## Requirement
Take the material below and restate it word for word, stopping after the line in which "What are the" occurs.

***** Data provided *****

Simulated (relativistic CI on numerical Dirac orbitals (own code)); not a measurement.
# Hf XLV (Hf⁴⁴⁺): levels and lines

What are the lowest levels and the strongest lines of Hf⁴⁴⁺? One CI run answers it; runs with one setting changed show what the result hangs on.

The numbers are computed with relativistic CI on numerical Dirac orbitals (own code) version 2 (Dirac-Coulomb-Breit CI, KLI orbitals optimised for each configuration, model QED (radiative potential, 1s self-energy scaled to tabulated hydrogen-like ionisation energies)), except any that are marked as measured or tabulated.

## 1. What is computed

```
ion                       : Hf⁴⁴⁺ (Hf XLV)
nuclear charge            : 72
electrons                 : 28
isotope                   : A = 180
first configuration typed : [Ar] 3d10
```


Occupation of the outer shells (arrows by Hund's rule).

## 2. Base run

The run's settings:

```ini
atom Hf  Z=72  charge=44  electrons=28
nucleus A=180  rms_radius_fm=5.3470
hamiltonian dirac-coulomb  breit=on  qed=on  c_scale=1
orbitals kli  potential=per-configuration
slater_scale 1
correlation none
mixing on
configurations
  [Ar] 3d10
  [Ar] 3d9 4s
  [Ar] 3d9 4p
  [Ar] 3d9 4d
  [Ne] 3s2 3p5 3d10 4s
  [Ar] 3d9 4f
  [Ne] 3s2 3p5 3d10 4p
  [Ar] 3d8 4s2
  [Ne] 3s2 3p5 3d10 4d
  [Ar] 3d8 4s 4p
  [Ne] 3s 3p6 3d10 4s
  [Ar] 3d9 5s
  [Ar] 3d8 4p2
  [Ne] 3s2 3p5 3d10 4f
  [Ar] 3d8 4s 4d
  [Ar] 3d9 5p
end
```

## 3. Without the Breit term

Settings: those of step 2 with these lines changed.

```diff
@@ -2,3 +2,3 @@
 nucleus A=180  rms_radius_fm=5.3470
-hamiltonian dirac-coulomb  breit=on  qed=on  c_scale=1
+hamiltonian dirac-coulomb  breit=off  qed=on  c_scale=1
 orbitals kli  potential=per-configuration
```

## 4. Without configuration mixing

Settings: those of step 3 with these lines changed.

*****

## Answer section
Simulated (relativistic CI on numerical Dirac orbitals (own code)); not a measurement.
# Hf XLV (Hf⁴⁴⁺): levels and lines

What are the lowest levels and the strongest lines of Hf⁴⁴⁺? One CI run answers it; runs with one setting changed show what the result hangs on.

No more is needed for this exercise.